▶ Work request
In full and without alteration, reproduce every record.

▶ Information provided
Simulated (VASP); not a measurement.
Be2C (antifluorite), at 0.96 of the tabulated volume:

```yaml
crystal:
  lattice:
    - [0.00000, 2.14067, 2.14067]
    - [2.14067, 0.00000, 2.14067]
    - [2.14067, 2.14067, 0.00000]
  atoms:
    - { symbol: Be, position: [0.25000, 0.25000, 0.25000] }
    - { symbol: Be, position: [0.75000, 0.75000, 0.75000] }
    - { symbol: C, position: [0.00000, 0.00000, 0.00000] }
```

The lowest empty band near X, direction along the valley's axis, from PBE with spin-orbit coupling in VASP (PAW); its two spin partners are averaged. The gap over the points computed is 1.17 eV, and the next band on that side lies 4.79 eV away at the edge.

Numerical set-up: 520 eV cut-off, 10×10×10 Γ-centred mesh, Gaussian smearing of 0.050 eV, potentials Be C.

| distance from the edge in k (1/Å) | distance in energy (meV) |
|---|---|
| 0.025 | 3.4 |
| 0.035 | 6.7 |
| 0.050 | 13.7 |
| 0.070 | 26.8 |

▶ Written solution
Simulated (VASP); not a measurement.
Be2C (antifluorite), at 0.96 of the tabulated volume:

```yaml
crystal:
  lattice:
    - [0.00000, 2.14067, 2.14067]
    - [2.14067, 0.00000, 2.14067]
    - [2.14067, 2.14067, 0.00000]
  atoms:
    - { symbol: Be, position: [0.25000, 0.25000, 0.25000] }
    - { symbol: Be, position: [0.75000, 0.75000, 0.75000] }
    - { symbol: C, position: [0.00000, 0.00000, 0.00000] }
```

The lowest empty band near X, direction along the valley's axis, from PBE with spin-orbit coupling in VASP (PAW); its two spin partners are averaged. The gap over the points computed is 1.17 eV, and the next band on that side lies 4.79 eV away at the edge.

Numerical set-up: 520 eV cut-off, 10×10×10 Γ-centred mesh, Gaussian smearing of 0.050 eV, potentials Be C.

| distance from the edge in k (1/Å) | distance in energy (meV) |
|---|---|
| 0.025 | 3.4 |
| 0.035 | 6.7 |
| 0.050 | 13.7 |
| 0.070 | 26.8 |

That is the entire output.